RECORD EXCERPTS Start Marker

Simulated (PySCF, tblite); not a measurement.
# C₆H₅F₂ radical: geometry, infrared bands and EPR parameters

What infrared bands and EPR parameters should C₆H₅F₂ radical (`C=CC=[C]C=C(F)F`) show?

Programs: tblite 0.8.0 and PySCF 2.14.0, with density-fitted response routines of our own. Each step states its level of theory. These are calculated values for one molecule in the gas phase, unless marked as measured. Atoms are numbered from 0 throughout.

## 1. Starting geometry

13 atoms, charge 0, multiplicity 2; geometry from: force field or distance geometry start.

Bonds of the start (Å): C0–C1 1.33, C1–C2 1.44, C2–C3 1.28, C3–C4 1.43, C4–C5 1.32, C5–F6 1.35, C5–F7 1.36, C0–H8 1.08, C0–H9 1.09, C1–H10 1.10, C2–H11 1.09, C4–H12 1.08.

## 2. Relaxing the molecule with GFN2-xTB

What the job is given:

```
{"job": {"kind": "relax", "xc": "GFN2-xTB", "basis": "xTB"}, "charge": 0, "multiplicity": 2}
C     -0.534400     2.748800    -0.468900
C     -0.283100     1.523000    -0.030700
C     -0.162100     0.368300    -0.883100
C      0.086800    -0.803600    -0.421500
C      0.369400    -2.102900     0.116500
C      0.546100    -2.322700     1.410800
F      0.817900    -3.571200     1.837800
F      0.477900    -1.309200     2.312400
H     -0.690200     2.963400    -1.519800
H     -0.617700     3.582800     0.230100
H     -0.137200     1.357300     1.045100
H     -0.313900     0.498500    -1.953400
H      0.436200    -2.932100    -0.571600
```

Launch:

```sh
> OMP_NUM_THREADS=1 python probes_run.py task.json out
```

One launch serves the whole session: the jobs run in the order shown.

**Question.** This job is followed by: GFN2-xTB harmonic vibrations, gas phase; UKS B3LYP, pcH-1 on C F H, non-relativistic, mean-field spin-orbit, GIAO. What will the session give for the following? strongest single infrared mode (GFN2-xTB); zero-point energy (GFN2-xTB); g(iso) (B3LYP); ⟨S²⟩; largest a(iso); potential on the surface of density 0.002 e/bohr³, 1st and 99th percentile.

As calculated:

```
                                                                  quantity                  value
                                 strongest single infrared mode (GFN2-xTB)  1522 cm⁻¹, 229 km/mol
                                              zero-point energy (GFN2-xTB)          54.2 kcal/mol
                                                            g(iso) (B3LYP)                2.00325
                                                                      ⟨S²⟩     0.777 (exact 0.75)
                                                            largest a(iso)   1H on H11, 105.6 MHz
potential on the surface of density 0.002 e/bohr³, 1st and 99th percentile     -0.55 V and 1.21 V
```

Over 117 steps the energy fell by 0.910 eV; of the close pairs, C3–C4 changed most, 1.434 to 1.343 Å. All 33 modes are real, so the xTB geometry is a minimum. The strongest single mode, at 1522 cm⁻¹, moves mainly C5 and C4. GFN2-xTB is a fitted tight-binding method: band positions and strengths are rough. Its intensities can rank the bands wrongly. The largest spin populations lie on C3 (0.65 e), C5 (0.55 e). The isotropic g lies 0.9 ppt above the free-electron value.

RECORD EXCERPTS End Marker

WORK TASK: Nothing past the line containing "13 atoms, charge" should be restated; transcribe the material exactly from its first line through that line.

YOUR SOLUTION:
Simulated (PySCF, tblite); not a measurement.
# C₆H₅F₂ radical: geometry, infrared bands and EPR parameters

What infrared bands and EPR parameters should C₆H₅F₂ radical (`C=CC=[C]C=C(F)F`) show?

Programs: tblite 0.8.0 and PySCF 2.14.0, with density-fitted response routines of our own. Each step states its level of theory. These are calculated values for one molecule in the gas phase, unless marked as measured. Atoms are numbered from 0 throughout.

## 1. Starting geometry

13 atoms, charge 0, multiplicity 2; geometry from: force field or distance geometry start.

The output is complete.